Output every line of the listing as it stands.

* Material provided:
● ● ● ●

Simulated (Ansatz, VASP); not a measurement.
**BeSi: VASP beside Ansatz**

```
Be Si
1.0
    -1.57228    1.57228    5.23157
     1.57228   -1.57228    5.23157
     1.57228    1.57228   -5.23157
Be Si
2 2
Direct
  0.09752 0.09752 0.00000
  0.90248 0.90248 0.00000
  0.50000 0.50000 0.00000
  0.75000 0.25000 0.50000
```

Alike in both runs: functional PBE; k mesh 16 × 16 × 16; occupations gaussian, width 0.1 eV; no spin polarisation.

● ● ● ●

* Answer area:
Simulated (Ansatz, VASP); not a measurement.
**BeSi: VASP beside Ansatz**

```
Be Si
1.0
    -1.57228    1.57228    5.23157
     1.57228   -1.57228    5.23157
     1.57228    1.57228   -5.23157
Be Si
2 2
Direct
  0.09752 0.09752 0.00000
  0.90248 0.90248 0.00000
  0.50000 0.50000 0.00000
  0.75000 0.25000 0.50000
```

Alike in both runs: functional PBE; k mesh 16 × 16 × 16; occupations gaussian, width 0.1 eV; no spin polarisation.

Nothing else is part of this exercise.